Provided material:
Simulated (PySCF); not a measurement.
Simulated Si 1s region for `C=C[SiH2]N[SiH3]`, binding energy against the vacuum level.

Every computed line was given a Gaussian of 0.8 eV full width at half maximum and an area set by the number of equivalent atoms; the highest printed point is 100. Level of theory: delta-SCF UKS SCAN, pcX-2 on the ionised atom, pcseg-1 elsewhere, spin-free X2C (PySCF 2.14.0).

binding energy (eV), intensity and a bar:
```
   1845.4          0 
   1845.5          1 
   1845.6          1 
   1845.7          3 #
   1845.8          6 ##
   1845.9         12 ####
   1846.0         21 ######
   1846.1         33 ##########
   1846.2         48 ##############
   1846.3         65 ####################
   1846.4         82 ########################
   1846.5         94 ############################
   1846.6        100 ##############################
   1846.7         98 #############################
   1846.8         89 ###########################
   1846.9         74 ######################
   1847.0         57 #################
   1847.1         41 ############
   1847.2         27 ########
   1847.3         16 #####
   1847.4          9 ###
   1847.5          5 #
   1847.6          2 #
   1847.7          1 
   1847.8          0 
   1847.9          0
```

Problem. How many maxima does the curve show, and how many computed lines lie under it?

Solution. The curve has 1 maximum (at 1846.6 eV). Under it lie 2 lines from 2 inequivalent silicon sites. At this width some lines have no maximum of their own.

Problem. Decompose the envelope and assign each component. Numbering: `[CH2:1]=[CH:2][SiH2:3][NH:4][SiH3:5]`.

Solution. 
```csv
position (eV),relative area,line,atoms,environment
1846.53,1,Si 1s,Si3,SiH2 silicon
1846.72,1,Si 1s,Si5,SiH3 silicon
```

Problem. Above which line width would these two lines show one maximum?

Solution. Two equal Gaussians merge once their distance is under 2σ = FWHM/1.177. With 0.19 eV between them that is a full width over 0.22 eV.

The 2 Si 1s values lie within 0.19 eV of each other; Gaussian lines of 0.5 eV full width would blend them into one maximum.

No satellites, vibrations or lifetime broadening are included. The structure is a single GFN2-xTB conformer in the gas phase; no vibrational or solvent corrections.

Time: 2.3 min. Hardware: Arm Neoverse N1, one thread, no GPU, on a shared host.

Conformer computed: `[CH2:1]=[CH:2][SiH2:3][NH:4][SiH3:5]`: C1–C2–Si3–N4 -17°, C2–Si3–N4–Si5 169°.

Requirement: Restate verbatim all lines from the start of the data through the line containing "The 2 Si 1s", with both ends kept.

Task answer:
Simulated (PySCF); not a measurement.
Simulated Si 1s region for `C=C[SiH2]N[SiH3]`, binding energy against the vacuum level.

Every computed line was given a Gaussian of 0.8 eV full width at half maximum and an area set by the number of equivalent atoms; the highest printed point is 100. Level of theory: delta-SCF UKS SCAN, pcX-2 on the ionised atom, pcseg-1 elsewhere, spin-free X2C (PySCF 2.14.0).

binding energy (eV), intensity and a bar:
```
   1845.4          0 
   1845.5          1 
   1845.6          1 
   1845.7          3 #
   1845.8          6 ##
   1845.9         12 ####
   1846.0         21 ######
   1846.1         33 ##########
   1846.2         48 ##############
   1846.3         65 ####################
   1846.4         82 ########################
   1846.5         94 ############################
   1846.6        100 ##############################
   1846.7         98 #############################
   1846.8         89 ###########################
   1846.9         74 ######################
   1847.0         57 #################
   1847.1         41 ############
   1847.2         27 ########
   1847.3         16 #####
   1847.4          9 ###
   1847.5          5 #
   1847.6          2 #
   1847.7          1 
   1847.8          0 
   1847.9          0
```

Problem. How many maxima does the curve show, and how many computed lines lie under it?

Solution. The curve has 1 maximum (at 1846.6 eV). Under it lie 2 lines from 2 inequivalent silicon sites. At this width some lines have no maximum of their own.

Problem. Decompose the envelope and assign each component. Numbering: `[CH2:1]=[CH:2][SiH2:3][NH:4][SiH3:5]`.

Solution. 
```csv
position (eV),relative area,line,atoms,environment
1846.53,1,Si 1s,Si3,SiH2 silicon
1846.72,1,Si 1s,Si5,SiH3 silicon
```

Problem. Above which line width would these two lines show one maximum?

Solution. Two equal Gaussians merge once their distance is under 2σ = FWHM/1.177. With 0.19 eV between them that is a full width over 0.22 eV.

The 2 Si 1s values lie within 0.19 eV of each other; Gaussian lines of 0.5 eV full width would blend them into one maximum.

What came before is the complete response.